→ **Work task**:
Each line from the start of the entries through the line that contains "Grid over V/V₀" should be output exactly, please.

→ **Data**:
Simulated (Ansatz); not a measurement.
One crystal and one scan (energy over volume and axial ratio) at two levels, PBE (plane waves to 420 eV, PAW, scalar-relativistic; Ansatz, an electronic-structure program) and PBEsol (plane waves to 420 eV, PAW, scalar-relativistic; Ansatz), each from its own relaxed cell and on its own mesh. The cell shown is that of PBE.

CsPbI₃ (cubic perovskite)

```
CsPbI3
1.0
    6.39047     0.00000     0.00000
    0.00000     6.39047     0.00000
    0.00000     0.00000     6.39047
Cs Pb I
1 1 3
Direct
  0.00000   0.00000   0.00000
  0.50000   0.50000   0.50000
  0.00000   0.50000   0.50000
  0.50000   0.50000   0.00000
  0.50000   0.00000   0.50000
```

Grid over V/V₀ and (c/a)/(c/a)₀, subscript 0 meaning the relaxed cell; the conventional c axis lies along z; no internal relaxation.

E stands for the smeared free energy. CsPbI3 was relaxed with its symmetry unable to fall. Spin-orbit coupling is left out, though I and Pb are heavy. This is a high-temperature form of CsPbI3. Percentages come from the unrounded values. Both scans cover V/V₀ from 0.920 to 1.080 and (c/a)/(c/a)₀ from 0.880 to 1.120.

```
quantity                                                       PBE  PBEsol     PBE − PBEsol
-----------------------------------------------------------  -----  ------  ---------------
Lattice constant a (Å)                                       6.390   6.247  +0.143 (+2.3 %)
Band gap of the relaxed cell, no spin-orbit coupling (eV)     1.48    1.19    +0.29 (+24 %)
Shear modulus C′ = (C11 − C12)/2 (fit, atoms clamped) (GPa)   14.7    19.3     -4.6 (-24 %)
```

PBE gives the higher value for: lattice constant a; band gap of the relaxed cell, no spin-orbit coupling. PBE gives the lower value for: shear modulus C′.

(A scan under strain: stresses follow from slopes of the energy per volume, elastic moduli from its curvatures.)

→ **Task result**:
Simulated (Ansatz); not a measurement.
One crystal and one scan (energy over volume and axial ratio) at two levels, PBE (plane waves to 420 eV, PAW, scalar-relativistic; Ansatz, an electronic-structure program) and PBEsol (plane waves to 420 eV, PAW, scalar-relativistic; Ansatz), each from its own relaxed cell and on its own mesh. The cell shown is that of PBE.

CsPbI₃ (cubic perovskite)

```
CsPbI3
1.0
    6.39047     0.00000     0.00000
    0.00000     6.39047     0.00000
    0.00000     0.00000     6.39047
Cs Pb I
1 1 3
Direct
  0.00000   0.00000   0.00000
  0.50000   0.50000   0.50000
  0.00000   0.50000   0.50000
  0.50000   0.50000   0.00000
  0.50000   0.00000   0.50000
```

Grid over V/V₀ and (c/a)/(c/a)₀, subscript 0 meaning the relaxed cell; the conventional c axis lies along z; no internal relaxation.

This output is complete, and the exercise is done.